• Action item: Your task is to reproduce exactly the lines that run from the beginning of the data through the line where "All numbers are" appears.

• Entries provided:
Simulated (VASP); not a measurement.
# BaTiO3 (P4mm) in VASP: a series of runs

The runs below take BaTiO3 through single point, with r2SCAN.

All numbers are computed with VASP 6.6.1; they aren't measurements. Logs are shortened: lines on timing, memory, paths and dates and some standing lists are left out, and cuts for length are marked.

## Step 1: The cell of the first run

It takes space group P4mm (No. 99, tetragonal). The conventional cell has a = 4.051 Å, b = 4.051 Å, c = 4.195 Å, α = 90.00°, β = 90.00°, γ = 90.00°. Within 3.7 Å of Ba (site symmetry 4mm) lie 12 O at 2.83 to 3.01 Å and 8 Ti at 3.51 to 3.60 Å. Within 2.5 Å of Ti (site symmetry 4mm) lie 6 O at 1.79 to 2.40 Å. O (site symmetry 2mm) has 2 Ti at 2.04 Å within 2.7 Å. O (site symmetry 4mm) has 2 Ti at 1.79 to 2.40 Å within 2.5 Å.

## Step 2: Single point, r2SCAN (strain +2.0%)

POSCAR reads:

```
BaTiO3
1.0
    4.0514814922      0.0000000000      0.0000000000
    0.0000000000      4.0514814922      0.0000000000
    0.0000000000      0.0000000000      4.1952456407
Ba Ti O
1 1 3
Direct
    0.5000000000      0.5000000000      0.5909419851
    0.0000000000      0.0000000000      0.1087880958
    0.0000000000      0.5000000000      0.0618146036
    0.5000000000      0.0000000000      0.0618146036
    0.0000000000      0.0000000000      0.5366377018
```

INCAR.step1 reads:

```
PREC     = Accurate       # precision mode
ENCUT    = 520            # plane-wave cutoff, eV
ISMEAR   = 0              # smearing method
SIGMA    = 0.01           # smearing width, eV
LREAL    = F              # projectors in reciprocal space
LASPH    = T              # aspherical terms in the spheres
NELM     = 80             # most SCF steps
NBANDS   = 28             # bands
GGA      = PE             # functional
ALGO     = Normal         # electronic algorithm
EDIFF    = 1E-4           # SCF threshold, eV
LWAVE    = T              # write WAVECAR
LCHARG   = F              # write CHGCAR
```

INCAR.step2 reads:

• Exercise result:
Simulated (VASP); not a measurement.
# BaTiO3 (P4mm) in VASP: a series of runs

The runs below take BaTiO3 through single point, with r2SCAN.

All numbers are computed with VASP 6.6.1; they aren't measurements. Logs are shortened: lines on timing, memory, paths and dates and some standing lists are left out, and cuts for length are marked.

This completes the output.